EXTRACTED MATERIAL →
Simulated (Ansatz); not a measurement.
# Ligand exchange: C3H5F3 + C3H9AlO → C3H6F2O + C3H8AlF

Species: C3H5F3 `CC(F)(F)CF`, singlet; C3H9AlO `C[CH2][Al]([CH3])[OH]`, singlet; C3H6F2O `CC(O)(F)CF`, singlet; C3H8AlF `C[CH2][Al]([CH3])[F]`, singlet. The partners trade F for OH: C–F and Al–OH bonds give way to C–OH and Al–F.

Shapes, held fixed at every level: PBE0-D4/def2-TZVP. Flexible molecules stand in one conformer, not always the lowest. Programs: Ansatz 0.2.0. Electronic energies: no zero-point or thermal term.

WORK REQUEST → The answer should repeat every line of the listing exactly.

TASK SOLUTION →
Simulated (Ansatz); not a measurement.
# Ligand exchange: C3H5F3 + C3H9AlO → C3H6F2O + C3H8AlF

Species: C3H5F3 `CC(F)(F)CF`, singlet; C3H9AlO `C[CH2][Al]([CH3])[OH]`, singlet; C3H6F2O `CC(O)(F)CF`, singlet; C3H8AlF `C[CH2][Al]([CH3])[F]`, singlet. The partners trade F for OH: C–F and Al–OH bonds give way to C–OH and Al–F.

Shapes, held fixed at every level: PBE0-D4/def2-TZVP. Flexible molecules stand in one conformer, not always the lowest. Programs: Ansatz 0.2.0. Electronic energies: no zero-point or thermal term.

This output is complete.